*Work task*. Please reproduce exactly the lines that begin the listing below, up to and including the line where "C₇H₁₂, numbered as" occurs.

*Data to examine*.
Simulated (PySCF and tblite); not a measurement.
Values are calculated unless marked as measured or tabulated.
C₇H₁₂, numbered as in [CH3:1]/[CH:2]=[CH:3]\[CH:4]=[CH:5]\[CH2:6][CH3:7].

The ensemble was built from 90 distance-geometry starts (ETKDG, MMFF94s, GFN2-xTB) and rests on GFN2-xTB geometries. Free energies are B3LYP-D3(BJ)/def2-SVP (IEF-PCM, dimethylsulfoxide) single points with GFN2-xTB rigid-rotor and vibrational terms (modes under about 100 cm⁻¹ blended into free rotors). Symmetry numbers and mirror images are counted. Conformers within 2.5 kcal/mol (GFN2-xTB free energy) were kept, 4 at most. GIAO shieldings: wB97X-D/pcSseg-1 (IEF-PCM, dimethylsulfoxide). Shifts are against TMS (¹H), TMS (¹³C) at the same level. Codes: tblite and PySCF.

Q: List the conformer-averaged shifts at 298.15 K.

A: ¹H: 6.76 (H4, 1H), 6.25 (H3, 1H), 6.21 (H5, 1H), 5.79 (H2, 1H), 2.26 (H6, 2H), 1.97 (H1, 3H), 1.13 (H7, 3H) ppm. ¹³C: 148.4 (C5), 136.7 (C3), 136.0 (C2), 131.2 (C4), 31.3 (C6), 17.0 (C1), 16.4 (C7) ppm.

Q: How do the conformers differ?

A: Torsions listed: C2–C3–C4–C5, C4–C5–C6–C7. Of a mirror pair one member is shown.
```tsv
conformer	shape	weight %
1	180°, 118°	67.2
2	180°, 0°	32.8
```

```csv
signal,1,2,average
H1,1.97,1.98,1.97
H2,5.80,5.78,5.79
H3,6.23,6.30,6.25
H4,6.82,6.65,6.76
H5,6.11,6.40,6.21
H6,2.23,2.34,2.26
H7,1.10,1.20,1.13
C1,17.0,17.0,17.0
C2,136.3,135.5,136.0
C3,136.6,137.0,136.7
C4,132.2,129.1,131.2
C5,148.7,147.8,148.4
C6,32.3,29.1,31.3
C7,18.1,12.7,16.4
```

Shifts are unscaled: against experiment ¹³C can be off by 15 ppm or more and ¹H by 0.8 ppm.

*Task result*.
Simulated (PySCF and tblite); not a measurement.
Values are calculated unless marked as measured or tabulated.
C₇H₁₂, numbered as in [CH3:1]/[CH:2]=[CH:3]\[CH:4]=[CH:5]\[CH2:6][CH3:7].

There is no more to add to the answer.